• • • • • • •

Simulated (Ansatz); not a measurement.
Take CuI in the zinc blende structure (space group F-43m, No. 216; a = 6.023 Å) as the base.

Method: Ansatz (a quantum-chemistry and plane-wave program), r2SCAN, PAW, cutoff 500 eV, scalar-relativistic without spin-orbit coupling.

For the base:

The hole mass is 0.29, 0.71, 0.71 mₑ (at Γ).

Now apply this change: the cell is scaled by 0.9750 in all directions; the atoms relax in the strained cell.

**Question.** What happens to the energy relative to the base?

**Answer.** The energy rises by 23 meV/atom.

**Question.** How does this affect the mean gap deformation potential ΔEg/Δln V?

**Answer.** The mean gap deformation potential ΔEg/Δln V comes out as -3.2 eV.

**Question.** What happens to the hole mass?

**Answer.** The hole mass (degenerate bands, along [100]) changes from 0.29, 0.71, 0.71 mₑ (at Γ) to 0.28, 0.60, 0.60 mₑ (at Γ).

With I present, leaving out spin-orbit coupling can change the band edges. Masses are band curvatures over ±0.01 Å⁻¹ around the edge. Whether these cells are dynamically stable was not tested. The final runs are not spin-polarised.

• • • • • • •

■ Assignment ■
Write out word for word only the lines from the start of the entries down to the line with "Now apply this", please, including both ends.

■ Exercise solution ■
Simulated (Ansatz); not a measurement.
Take CuI in the zinc blende structure (space group F-43m, No. 216; a = 6.023 Å) as the base.

Method: Ansatz (a quantum-chemistry and plane-wave program), r2SCAN, PAW, cutoff 500 eV, scalar-relativistic without spin-orbit coupling.

For the base:

The hole mass is 0.29, 0.71, 0.71 mₑ (at Γ).

Now apply this change: the cell is scaled by 0.9750 in all directions; the atoms relax in the strained cell.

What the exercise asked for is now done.